#### [Brief]
Nothing but the lines from the one containing "C3H8O2Si, SMILES O[SiH2]OC1CC1, a" through the one containing "Program: the Ansatz", both included, should be given again, each exactly as written below.

#### [Dataset records]
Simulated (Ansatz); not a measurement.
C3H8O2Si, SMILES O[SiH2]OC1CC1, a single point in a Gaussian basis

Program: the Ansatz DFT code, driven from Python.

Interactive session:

#### [Solution]
C3H8O2Si, SMILES O[SiH2]OC1CC1, a single point in a Gaussian basis

Program: the Ansatz DFT code, driven from Python.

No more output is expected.